> _ASSIGNED TASK_
In the listing below, locate the line that contains "pattern of Er2Mn3Cu9P7**" and the line that contains "0.0379 | 0 |". Restate word for word those two lines and every line between them, and nothing else.

------------------------------------------------
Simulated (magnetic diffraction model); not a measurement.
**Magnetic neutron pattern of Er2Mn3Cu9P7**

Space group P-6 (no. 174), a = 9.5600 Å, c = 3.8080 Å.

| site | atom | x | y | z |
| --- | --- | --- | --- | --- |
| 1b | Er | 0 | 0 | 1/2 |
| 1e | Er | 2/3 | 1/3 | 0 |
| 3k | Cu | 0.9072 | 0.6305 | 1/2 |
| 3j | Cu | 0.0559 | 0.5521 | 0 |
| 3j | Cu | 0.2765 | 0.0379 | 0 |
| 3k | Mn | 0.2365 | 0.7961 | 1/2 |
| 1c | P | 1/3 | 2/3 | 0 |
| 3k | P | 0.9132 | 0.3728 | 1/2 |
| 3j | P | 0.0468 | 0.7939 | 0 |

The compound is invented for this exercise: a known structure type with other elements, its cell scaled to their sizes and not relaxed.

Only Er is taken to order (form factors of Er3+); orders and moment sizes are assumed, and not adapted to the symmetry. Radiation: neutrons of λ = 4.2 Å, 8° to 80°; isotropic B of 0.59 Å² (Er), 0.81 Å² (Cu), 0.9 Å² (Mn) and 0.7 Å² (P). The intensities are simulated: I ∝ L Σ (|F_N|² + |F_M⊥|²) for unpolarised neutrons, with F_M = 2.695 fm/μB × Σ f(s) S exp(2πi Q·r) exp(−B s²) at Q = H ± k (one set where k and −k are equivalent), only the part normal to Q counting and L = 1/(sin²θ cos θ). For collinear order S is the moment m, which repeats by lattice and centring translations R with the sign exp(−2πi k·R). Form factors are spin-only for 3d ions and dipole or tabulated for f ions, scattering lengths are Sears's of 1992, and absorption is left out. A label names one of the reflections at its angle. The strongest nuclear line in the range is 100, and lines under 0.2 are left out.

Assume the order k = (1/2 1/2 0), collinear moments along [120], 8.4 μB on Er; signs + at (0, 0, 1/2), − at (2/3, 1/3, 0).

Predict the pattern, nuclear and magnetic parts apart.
------------------------------------------------

> _REPLY_
**Magnetic neutron pattern of Er2Mn3Cu9P7**

Space group P-6 (no. 174), a = 9.5600 Å, c = 3.8080 Å.

| site | atom | x | y | z |
| --- | --- | --- | --- | --- |
| 1b | Er | 0 | 0 | 1/2 |
| 1e | Er | 2/3 | 1/3 | 0 |
| 3k | Cu | 0.9072 | 0.6305 | 1/2 |
| 3j | Cu | 0.0559 | 0.5521 | 0 |
| 3j | Cu | 0.2765 | 0.0379 | 0 |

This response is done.